* _Task item_
The listing below must be copied exactly and in full.

▬▬▬▬▬▬

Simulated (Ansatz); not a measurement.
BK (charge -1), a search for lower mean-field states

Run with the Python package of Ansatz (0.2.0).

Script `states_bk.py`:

▬▬▬▬▬▬

* _Task answer_
Simulated (Ansatz); not a measurement.
BK (charge -1), a search for lower mean-field states

Run with the Python package of Ansatz (0.2.0).

Script `states_bk.py`:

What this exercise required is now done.